▸ Task item: Word for word, please restate the lines from the beginning of the data through the line in which "These are static" appears.

** Opening Information provided block **

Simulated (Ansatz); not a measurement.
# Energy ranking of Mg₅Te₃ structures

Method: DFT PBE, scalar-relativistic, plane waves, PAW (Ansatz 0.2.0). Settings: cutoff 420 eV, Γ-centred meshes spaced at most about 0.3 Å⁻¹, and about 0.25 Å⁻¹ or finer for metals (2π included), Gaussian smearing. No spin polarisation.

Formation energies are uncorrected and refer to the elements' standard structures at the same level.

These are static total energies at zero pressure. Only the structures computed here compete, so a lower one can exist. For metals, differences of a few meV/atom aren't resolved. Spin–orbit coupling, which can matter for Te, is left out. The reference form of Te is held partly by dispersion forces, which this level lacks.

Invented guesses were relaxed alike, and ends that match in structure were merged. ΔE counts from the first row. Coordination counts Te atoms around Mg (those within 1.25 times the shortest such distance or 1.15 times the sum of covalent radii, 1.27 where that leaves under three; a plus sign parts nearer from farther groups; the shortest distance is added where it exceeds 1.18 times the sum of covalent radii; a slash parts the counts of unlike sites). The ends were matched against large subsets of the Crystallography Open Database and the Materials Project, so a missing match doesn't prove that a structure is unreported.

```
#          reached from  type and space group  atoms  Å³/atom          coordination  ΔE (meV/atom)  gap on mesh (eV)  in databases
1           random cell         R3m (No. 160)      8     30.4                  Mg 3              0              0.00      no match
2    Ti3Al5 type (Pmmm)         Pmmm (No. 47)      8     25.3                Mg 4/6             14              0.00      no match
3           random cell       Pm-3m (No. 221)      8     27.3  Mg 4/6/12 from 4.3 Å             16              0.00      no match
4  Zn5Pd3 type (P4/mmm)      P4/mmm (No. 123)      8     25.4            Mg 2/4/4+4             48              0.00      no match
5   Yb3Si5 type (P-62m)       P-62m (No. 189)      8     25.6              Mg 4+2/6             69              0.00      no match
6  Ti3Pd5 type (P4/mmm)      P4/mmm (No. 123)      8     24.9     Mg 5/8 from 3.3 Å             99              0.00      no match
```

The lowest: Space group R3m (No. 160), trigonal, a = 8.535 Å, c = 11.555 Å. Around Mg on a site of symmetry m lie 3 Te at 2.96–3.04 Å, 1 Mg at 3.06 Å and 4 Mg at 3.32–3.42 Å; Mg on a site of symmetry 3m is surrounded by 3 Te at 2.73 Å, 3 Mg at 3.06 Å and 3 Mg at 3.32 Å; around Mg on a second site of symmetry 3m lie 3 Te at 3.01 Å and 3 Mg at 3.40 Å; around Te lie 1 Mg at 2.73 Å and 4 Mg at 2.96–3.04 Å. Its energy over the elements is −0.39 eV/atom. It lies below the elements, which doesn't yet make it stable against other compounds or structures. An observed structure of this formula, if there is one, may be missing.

** Closing Information provided block **

▸ Task output:
Simulated (Ansatz); not a measurement.
# Energy ranking of Mg₅Te₃ structures

Method: DFT PBE, scalar-relativistic, plane waves, PAW (Ansatz 0.2.0). Settings: cutoff 420 eV, Γ-centred meshes spaced at most about 0.3 Å⁻¹, and about 0.25 Å⁻¹ or finer for metals (2π included), Gaussian smearing. No spin polarisation.

Formation energies are uncorrected and refer to the elements' standard structures at the same level.

These are static total energies at zero pressure. Only the structures computed here compete, so a lower one can exist. For metals, differences of a few meV/atom aren't resolved. Spin–orbit coupling, which can matter for Te, is left out. The reference form of Te is held partly by dispersion forces, which this level lacks.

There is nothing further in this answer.